-- WORK REQUEST --
The response should be the data again, identical in every line.

-- INFORMATION GIVEN --
—————

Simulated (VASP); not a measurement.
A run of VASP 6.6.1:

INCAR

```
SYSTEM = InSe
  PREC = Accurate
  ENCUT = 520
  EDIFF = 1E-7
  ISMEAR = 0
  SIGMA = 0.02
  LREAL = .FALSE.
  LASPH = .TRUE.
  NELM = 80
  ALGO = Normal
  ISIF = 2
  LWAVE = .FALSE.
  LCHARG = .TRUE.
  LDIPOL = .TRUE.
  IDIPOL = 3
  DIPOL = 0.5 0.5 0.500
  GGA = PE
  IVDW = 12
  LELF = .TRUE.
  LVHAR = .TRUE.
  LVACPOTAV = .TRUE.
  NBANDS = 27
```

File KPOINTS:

—————

-- WRITTEN RESPONSE --
Simulated (VASP); not a measurement.
A run of VASP 6.6.1:

INCAR

```
SYSTEM = InSe
  PREC = Accurate
  ENCUT = 520
  EDIFF = 1E-7
  ISMEAR = 0
  SIGMA = 0.02
  LREAL = .FALSE.
  LASPH = .TRUE.
  NELM = 80
  ALGO = Normal
  ISIF = 2
  LWAVE = .FALSE.
  LCHARG = .TRUE.
  LDIPOL = .TRUE.
  IDIPOL = 3
  DIPOL = 0.5 0.5 0.500
  GGA = PE
  IVDW = 12
  LELF = .TRUE.
  LVHAR = .TRUE.
  LVACPOTAV = .TRUE.
  NBANDS = 27
```

File KPOINTS:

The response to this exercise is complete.